Assignment >>
Return exactly those lines of the material below that fall between the line holding "- For a metal" and the line holding "- The starting", inclusive.

Extracted records >>
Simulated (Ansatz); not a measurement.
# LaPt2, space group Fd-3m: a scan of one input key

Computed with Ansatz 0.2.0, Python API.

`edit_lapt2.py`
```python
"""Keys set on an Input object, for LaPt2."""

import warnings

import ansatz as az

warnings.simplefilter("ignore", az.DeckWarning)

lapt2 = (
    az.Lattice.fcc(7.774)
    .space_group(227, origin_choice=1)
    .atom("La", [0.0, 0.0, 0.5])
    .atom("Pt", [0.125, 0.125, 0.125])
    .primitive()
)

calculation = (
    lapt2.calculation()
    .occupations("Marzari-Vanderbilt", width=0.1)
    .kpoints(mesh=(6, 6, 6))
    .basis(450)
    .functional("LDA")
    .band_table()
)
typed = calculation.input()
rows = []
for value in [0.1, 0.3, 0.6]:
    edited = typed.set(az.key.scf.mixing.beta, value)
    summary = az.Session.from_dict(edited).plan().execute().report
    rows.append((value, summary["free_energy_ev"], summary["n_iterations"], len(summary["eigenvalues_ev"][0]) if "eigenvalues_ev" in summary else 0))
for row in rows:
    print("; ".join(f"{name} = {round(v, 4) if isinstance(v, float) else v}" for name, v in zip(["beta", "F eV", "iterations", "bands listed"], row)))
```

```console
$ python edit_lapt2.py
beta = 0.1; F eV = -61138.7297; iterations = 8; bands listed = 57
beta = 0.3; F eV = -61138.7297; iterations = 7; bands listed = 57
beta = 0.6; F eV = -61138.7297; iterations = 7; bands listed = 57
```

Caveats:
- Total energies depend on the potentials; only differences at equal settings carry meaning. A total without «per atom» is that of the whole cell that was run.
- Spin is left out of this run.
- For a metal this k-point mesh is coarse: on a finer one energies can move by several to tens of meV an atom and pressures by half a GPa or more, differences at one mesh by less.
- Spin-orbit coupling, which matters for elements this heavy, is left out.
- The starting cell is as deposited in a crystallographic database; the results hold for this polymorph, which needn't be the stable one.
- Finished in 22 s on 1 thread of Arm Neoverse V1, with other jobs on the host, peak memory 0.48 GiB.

Expected answer >>
- For a metal this k-point mesh is coarse: on a finer one energies can move by several to tens of meV an atom and pressures by half a GPa or more, differences at one mesh by less.
- Spin-orbit coupling, which matters for elements this heavy, is left out.
- The starting cell is as deposited in a crystallographic database; the results hold for this polymorph, which needn't be the stable one.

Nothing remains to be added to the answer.